Work instruction: Retype, word for word, every line from the one holding "single point |" through the one holding "NBANDS = 52 |" in the entries below, both included, and only those lines.

Dataset:
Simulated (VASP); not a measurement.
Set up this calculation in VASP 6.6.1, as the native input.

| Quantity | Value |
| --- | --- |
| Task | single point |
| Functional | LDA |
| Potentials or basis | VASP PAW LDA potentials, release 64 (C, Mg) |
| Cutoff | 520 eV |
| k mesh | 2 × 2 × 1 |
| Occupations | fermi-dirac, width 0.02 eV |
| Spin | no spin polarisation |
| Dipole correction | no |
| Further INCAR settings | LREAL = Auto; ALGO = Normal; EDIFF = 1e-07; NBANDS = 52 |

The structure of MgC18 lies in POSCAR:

Written answer:
| Task | single point |
| Functional | LDA |
| Potentials or basis | VASP PAW LDA potentials, release 64 (C, Mg) |
| Cutoff | 520 eV |
| k mesh | 2 × 2 × 1 |
| Occupations | fermi-dirac, width 0.02 eV |
| Spin | no spin polarisation |
| Dipole correction | no |
| Further INCAR settings | LREAL = Auto; ALGO = Normal; EDIFF = 1e-07; NBANDS = 52 |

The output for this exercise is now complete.